### Activity:
Give back the data below exactly as it was given.

### Information shown:
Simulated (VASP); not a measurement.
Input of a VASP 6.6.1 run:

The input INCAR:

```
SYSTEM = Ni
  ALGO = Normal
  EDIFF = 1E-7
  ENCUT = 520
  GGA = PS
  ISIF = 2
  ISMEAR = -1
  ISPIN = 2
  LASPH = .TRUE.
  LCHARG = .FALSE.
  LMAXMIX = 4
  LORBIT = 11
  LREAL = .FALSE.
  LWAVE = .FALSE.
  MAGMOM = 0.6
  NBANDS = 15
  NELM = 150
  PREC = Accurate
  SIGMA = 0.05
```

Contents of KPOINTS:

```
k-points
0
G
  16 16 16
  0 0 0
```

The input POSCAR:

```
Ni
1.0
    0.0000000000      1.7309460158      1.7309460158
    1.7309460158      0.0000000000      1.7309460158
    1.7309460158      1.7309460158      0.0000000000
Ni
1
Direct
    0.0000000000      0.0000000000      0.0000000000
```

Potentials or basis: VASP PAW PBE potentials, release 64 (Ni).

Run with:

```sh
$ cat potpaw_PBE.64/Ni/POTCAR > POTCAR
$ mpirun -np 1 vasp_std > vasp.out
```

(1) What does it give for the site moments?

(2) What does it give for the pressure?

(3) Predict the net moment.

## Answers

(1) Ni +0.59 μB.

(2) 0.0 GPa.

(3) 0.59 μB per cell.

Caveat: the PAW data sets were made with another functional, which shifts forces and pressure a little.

### Exercise result:
Simulated (VASP); not a measurement.
Input of a VASP 6.6.1 run:

The input INCAR:

```
SYSTEM = Ni
  ALGO = Normal
  EDIFF = 1E-7
  ENCUT = 520
  GGA = PS
  ISIF = 2
  ISMEAR = -1
  ISPIN = 2
  LASPH = .TRUE.
  LCHARG = .FALSE.
  LMAXMIX = 4
  LORBIT = 11
  LREAL = .FALSE.
  LWAVE = .FALSE.
  MAGMOM = 0.6
  NBANDS = 15
  NELM = 150
  PREC = Accurate
  SIGMA = 0.05
```

Contents of KPOINTS:

```
k-points
0
G
  16 16 16
  0 0 0
```

The input POSCAR:

```
Ni
1.0
    0.0000000000      1.7309460158      1.7309460158
    1.7309460158      0.0000000000      1.7309460158
    1.7309460158      1.7309460158      0.0000000000
Ni
1
Direct
    0.0000000000      0.0000000000      0.0000000000
```

Potentials or basis: VASP PAW PBE potentials, release 64 (Ni).

Run with:

```sh
$ cat potpaw_PBE.64/Ni/POTCAR > POTCAR
$ mpirun -np 1 vasp_std > vasp.out
```

(1) What does it give for the site moments?

(2) What does it give for the pressure?

(3) Predict the net moment.

## Answers

(1) Ni +0.59 μB.

(2) 0.0 GPa.

(3) 0.59 μB per cell.

Caveat: the PAW data sets were made with another functional, which shifts forces and pressure a little.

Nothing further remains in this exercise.